☆ ☆ ☆ ☆

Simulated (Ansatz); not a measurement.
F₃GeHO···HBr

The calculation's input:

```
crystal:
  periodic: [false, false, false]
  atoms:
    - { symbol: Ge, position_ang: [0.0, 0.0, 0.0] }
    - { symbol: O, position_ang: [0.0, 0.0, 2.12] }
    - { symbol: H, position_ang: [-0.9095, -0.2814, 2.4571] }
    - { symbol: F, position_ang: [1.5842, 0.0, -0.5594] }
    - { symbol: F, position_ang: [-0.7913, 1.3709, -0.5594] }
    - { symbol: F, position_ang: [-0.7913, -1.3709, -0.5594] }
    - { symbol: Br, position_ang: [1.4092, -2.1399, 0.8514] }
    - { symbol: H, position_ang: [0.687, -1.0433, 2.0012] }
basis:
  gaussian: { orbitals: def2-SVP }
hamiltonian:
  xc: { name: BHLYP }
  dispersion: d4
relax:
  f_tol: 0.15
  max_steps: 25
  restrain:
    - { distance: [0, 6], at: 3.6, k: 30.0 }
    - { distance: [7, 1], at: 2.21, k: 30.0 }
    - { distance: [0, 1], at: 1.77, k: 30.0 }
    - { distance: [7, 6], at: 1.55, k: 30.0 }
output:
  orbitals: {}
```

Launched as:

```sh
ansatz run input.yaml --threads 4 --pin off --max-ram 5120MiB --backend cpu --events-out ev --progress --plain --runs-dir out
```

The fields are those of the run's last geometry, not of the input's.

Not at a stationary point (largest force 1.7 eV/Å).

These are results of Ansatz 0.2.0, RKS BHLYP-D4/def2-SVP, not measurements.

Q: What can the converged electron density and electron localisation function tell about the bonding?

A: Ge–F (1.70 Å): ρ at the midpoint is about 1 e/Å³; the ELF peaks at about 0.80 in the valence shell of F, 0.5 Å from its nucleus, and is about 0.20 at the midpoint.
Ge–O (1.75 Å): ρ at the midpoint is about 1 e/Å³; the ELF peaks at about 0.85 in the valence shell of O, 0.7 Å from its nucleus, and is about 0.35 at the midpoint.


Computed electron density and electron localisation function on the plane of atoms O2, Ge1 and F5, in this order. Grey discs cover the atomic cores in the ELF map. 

☆ ☆ ☆ ☆

▶ **TASK ITEM**
Working from the material above, retype exactly the lines from the one with "These are results" through the one with "Ge–O (1.75 Å): ρ", both included, and only those lines.

▶ **EXERCISE ANSWER**
These are results of Ansatz 0.2.0, RKS BHLYP-D4/def2-SVP, not measurements.

Q: What can the converged electron density and electron localisation function tell about the bonding?

A: Ge–F (1.70 Å): ρ at the midpoint is about 1 e/Å³; the ELF peaks at about 0.80 in the valence shell of F, 0.5 Å from its nucleus, and is about 0.20 at the midpoint.
Ge–O (1.75 Å): ρ at the midpoint is about 1 e/Å³; the ELF peaks at about 0.85 in the valence shell of O, 0.7 Å from its nucleus, and is about 0.35 at the midpoint.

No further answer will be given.